*** Opening of DATA EXTRACTS ***

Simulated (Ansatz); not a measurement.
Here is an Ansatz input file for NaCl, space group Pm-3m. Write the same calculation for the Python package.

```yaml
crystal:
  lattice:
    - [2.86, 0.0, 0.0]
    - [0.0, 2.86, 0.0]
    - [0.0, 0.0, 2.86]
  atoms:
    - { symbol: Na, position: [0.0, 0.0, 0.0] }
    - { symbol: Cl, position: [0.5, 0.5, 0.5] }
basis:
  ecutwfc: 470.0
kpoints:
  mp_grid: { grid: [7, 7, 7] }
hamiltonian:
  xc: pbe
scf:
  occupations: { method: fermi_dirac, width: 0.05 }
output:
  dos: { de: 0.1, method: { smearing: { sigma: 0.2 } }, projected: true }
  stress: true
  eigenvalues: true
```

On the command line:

*** Close of DATA EXTRACTS ***

= ACTIVITY =
Down to the final line, write out all of the material exactly.

= TASK RESULT =
Simulated (Ansatz); not a measurement.
Here is an Ansatz input file for NaCl, space group Pm-3m. Write the same calculation for the Python package.

```yaml
crystal:
  lattice:
    - [2.86, 0.0, 0.0]
    - [0.0, 2.86, 0.0]
    - [0.0, 0.0, 2.86]
  atoms:
    - { symbol: Na, position: [0.0, 0.0, 0.0] }
    - { symbol: Cl, position: [0.5, 0.5, 0.5] }
basis:
  ecutwfc: 470.0
kpoints:
  mp_grid: { grid: [7, 7, 7] }
hamiltonian:
  xc: pbe
scf:
  occupations: { method: fermi_dirac, width: 0.05 }
output:
  dos: { de: 0.1, method: { smearing: { sigma: 0.2 } }, projected: true }
  stress: true
  eigenvalues: true
```

On the command line:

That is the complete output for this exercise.